### ASSIGNMENT
Print out the complete set of records below, exactly as they read.

>>>>>
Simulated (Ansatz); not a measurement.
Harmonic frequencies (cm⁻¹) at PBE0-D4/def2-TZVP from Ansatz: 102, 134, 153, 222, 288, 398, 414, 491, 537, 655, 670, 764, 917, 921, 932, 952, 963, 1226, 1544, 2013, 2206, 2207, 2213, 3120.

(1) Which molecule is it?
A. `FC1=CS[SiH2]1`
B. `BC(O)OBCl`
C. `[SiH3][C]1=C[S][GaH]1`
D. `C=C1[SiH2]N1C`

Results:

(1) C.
<<<<<

### EXERCISE ANSWER
Simulated (Ansatz); not a measurement.
Harmonic frequencies (cm⁻¹) at PBE0-D4/def2-TZVP from Ansatz: 102, 134, 153, 222, 288, 398, 414, 491, 537, 655, 670, 764, 917, 921, 932, 952, 963, 1226, 1544, 2013, 2206, 2207, 2213, 3120.

(1) Which molecule is it?
A. `FC1=CS[SiH2]1`
B. `BC(O)OBCl`
C. `[SiH3][C]1=C[S][GaH]1`
D. `C=C1[SiH2]N1C`

Results:

(1) C.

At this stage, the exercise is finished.